* RECORD SET *
━━━━━━━━━━━━━━━━━━━━━━━━━━━━━━
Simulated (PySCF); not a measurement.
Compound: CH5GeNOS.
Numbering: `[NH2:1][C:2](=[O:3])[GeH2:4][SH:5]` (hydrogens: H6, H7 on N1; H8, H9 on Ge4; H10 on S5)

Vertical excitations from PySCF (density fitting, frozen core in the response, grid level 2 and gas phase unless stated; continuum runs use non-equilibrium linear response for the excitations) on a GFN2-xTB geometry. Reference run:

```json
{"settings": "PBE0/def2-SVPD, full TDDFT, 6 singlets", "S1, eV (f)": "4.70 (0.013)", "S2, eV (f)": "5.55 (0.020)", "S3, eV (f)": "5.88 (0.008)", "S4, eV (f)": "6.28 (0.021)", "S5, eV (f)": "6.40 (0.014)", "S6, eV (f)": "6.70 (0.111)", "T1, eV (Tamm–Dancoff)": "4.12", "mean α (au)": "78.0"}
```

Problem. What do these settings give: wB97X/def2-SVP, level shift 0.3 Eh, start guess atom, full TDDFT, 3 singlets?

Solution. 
━━━━━━━━━━━━━━━━━━━━━━━━━━━━━━

* WORK ORDER *
Copy the entries above exactly. Miss none of them.

* TASK RESPONSE *
Simulated (PySCF); not a measurement.
Compound: CH5GeNOS.
Numbering: `[NH2:1][C:2](=[O:3])[GeH2:4][SH:5]` (hydrogens: H6, H7 on N1; H8, H9 on Ge4; H10 on S5)

Vertical excitations from PySCF (density fitting, frozen core in the response, grid level 2 and gas phase unless stated; continuum runs use non-equilibrium linear response for the excitations) on a GFN2-xTB geometry. Reference run:

```json
{"settings": "PBE0/def2-SVPD, full TDDFT, 6 singlets", "S1, eV (f)": "4.70 (0.013)", "S2, eV (f)": "5.55 (0.020)", "S3, eV (f)": "5.88 (0.008)", "S4, eV (f)": "6.28 (0.021)", "S5, eV (f)": "6.40 (0.014)", "S6, eV (f)": "6.70 (0.111)", "T1, eV (Tamm–Dancoff)": "4.12", "mean α (au)": "78.0"}
```

Problem. What do these settings give: wB97X/def2-SVP, level shift 0.3 Eh, start guess atom, full TDDFT, 3 singlets?

Solution. 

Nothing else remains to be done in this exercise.